########################################
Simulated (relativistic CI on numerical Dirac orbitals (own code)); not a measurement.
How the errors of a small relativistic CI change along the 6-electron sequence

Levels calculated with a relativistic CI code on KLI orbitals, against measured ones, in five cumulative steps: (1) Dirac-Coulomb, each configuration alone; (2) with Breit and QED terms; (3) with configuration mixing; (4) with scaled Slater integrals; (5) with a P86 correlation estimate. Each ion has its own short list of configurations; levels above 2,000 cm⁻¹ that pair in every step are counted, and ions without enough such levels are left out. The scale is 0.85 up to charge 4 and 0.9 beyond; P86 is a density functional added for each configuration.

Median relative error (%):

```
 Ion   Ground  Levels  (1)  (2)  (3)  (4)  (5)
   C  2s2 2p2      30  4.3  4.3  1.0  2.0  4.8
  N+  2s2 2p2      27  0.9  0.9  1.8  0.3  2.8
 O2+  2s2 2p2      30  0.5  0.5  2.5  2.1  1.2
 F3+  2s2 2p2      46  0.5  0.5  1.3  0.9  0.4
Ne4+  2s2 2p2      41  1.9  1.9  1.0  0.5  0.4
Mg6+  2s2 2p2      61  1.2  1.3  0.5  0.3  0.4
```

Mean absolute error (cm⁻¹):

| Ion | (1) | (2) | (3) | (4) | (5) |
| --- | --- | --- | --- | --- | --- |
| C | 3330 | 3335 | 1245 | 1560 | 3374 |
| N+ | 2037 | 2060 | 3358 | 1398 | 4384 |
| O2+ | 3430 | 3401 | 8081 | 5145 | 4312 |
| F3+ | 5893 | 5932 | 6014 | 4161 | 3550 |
########################################

:: Work task ::
Output the data in full, please, exactly as written.

:: Answer area ::
Simulated (relativistic CI on numerical Dirac orbitals (own code)); not a measurement.
How the errors of a small relativistic CI change along the 6-electron sequence

Levels calculated with a relativistic CI code on KLI orbitals, against measured ones, in five cumulative steps: (1) Dirac-Coulomb, each configuration alone; (2) with Breit and QED terms; (3) with configuration mixing; (4) with scaled Slater integrals; (5) with a P86 correlation estimate. Each ion has its own short list of configurations; levels above 2,000 cm⁻¹ that pair in every step are counted, and ions without enough such levels are left out. The scale is 0.85 up to charge 4 and 0.9 beyond; P86 is a density functional added for each configuration.

Median relative error (%):

```
 Ion   Ground  Levels  (1)  (2)  (3)  (4)  (5)
   C  2s2 2p2      30  4.3  4.3  1.0  2.0  4.8
  N+  2s2 2p2      27  0.9  0.9  1.8  0.3  2.8
 O2+  2s2 2p2      30  0.5  0.5  2.5  2.1  1.2
 F3+  2s2 2p2      46  0.5  0.5  1.3  0.9  0.4
Ne4+  2s2 2p2      41  1.9  1.9  1.0  0.5  0.4
Mg6+  2s2 2p2      61  1.2  1.3  0.5  0.3  0.4
```

Mean absolute error (cm⁻¹):

| Ion | (1) | (2) | (3) | (4) | (5) |
| --- | --- | --- | --- | --- | --- |
| C | 3330 | 3335 | 1245 | 1560 | 3374 |
| N+ | 2037 | 2060 | 3358 | 1398 | 4384 |
| O2+ | 3430 | 3401 | 8081 | 5145 | 4312 |
| F3+ | 5893 | 5932 | 6014 | 4161 | 3550 |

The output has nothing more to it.